*EXERCISE*: Your task is to print every entry below exactly as given.

*RECORDS SUPPLIED*:
● ● ● ● ●

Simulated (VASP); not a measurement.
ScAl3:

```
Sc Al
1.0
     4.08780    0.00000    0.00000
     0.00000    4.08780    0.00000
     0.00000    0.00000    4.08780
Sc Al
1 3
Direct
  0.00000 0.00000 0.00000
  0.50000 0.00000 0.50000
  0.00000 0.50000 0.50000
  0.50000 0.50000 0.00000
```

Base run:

● ● ● ● ●

*RESPONSE BOX*:
Simulated (VASP); not a measurement.
ScAl3:

```
Sc Al
1.0
     4.08780    0.00000    0.00000
     0.00000    4.08780    0.00000
     0.00000    0.00000    4.08780
Sc Al
1 3
Direct
  0.00000 0.00000 0.00000
  0.50000 0.00000 0.50000
  0.00000 0.50000 0.50000
  0.50000 0.50000 0.00000
```

Base run:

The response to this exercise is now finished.